When you reach the line containing "Levels: PBE/def2-TZVP, counterpoise-corrected" in the records below, start copying exactly, and stop once you have copied the line containing "PBE-D3(BJ)/def2-TZVP is furthest".

******************************
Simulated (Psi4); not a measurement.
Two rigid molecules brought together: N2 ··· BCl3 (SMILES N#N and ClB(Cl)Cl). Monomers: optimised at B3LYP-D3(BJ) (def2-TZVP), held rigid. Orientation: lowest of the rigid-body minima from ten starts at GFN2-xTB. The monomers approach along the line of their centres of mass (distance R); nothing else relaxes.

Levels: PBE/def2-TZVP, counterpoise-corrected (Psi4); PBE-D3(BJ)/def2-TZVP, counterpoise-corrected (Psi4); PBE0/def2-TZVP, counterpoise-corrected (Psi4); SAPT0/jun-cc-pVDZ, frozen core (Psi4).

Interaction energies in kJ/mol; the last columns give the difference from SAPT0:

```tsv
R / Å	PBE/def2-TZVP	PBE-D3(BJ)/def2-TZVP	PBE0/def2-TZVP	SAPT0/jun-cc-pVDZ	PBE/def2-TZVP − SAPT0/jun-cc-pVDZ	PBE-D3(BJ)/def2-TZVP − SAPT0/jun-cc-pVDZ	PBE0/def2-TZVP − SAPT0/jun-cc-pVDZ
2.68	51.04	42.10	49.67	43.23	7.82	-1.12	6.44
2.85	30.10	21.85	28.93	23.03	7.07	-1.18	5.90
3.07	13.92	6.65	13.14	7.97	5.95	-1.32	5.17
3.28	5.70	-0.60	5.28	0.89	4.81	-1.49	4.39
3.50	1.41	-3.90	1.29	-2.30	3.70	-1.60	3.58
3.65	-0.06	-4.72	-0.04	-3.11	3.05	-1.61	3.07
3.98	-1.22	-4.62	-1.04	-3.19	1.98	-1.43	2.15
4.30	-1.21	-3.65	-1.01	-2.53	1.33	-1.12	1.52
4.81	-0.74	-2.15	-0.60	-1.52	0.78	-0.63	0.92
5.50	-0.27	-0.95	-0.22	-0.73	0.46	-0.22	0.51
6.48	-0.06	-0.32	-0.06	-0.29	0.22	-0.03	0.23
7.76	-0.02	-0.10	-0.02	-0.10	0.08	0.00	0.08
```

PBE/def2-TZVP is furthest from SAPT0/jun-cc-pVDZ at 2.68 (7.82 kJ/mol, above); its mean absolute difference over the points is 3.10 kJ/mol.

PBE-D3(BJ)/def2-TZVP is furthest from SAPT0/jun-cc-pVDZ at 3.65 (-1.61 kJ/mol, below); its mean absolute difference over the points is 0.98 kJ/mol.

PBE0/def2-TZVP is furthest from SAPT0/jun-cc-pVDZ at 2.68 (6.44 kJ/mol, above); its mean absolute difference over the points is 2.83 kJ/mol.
******************************

• Answer box:
Levels: PBE/def2-TZVP, counterpoise-corrected (Psi4); PBE-D3(BJ)/def2-TZVP, counterpoise-corrected (Psi4); PBE0/def2-TZVP, counterpoise-corrected (Psi4); SAPT0/jun-cc-pVDZ, frozen core (Psi4).

Interaction energies in kJ/mol; the last columns give the difference from SAPT0:

```tsv
R / Å	PBE/def2-TZVP	PBE-D3(BJ)/def2-TZVP	PBE0/def2-TZVP	SAPT0/jun-cc-pVDZ	PBE/def2-TZVP − SAPT0/jun-cc-pVDZ	PBE-D3(BJ)/def2-TZVP − SAPT0/jun-cc-pVDZ	PBE0/def2-TZVP − SAPT0/jun-cc-pVDZ
2.68	51.04	42.10	49.67	43.23	7.82	-1.12	6.44
2.85	30.10	21.85	28.93	23.03	7.07	-1.18	5.90
3.07	13.92	6.65	13.14	7.97	5.95	-1.32	5.17
3.28	5.70	-0.60	5.28	0.89	4.81	-1.49	4.39
3.50	1.41	-3.90	1.29	-2.30	3.70	-1.60	3.58
3.65	-0.06	-4.72	-0.04	-3.11	3.05	-1.61	3.07
3.98	-1.22	-4.62	-1.04	-3.19	1.98	-1.43	2.15
4.30	-1.21	-3.65	-1.01	-2.53	1.33	-1.12	1.52
4.81	-0.74	-2.15	-0.60	-1.52	0.78	-0.63	0.92
5.50	-0.27	-0.95	-0.22	-0.73	0.46	-0.22	0.51
6.48	-0.06	-0.32	-0.06	-0.29	0.22	-0.03	0.23
7.76	-0.02	-0.10	-0.02	-0.10	0.08	0.00	0.08
```

PBE/def2-TZVP is furthest from SAPT0/jun-cc-pVDZ at 2.68 (7.82 kJ/mol, above); its mean absolute difference over the points is 3.10 kJ/mol.

PBE-D3(BJ)/def2-TZVP is furthest from SAPT0/jun-cc-pVDZ at 3.65 (-1.61 kJ/mol, below); its mean absolute difference over the points is 0.98 kJ/mol.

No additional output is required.